▸ WORK REQUEST
This exercise needs all of the entries set down again, exactly as they read.

═════ DATA FOR REVIEW ═════

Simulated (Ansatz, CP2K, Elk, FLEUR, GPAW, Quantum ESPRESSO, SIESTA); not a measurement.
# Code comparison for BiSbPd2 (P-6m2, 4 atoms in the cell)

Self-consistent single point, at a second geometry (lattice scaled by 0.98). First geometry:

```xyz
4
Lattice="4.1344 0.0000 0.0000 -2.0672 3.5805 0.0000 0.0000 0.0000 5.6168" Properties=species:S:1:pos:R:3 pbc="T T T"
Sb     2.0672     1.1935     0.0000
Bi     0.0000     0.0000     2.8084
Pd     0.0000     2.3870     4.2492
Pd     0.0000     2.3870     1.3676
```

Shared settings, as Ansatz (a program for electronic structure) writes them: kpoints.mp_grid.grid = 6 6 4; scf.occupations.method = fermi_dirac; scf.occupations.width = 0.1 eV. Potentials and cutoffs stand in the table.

═════

▸ RESPONSE AREA
Simulated (Ansatz, CP2K, Elk, FLEUR, GPAW, Quantum ESPRESSO, SIESTA); not a measurement.
# Code comparison for BiSbPd2 (P-6m2, 4 atoms in the cell)

Self-consistent single point, at a second geometry (lattice scaled by 0.98). First geometry:

```xyz
4
Lattice="4.1344 0.0000 0.0000 -2.0672 3.5805 0.0000 0.0000 0.0000 5.6168" Properties=species:S:1:pos:R:3 pbc="T T T"
Sb     2.0672     1.1935     0.0000
Bi     0.0000     0.0000     2.8084
Pd     0.0000     2.3870     4.2492
Pd     0.0000     2.3870     1.3676
```

Shared settings, as Ansatz (a program for electronic structure) writes them: kpoints.mp_grid.grid = 6 6 4; scf.occupations.method = fermi_dirac; scf.occupations.width = 0.1 eV. Potentials and cutoffs stand in the table.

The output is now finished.